Records shown
· · · · ·
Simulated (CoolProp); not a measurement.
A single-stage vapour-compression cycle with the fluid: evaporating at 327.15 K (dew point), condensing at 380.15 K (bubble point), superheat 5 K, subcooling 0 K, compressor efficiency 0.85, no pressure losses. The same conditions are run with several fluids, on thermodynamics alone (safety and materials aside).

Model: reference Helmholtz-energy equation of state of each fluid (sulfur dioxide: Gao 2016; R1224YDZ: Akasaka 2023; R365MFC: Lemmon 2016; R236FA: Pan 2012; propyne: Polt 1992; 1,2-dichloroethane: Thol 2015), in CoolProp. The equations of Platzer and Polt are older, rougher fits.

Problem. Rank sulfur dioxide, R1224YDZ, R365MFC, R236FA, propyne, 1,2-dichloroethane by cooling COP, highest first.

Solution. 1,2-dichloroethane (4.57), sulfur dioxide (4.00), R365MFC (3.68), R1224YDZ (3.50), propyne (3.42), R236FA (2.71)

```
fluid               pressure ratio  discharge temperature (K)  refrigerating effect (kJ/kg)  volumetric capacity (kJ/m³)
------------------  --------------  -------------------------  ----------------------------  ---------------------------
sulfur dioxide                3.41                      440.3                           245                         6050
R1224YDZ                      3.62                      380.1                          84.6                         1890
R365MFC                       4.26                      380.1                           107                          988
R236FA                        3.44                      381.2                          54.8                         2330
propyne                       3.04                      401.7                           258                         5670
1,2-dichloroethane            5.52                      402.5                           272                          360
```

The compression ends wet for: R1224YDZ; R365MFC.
· · · · ·

Requirement
Give back the lines of the data exactly as they are written, from the first line through the line containing "A single-stage vapour-compression".

Exercise solution
Simulated (CoolProp); not a measurement.
A single-stage vapour-compression cycle with the fluid: evaporating at 327.15 K (dew point), condensing at 380.15 K (bubble point), superheat 5 K, subcooling 0 K, compressor efficiency 0.85, no pressure losses. The same conditions are run with several fluids, on thermodynamics alone (safety and materials aside).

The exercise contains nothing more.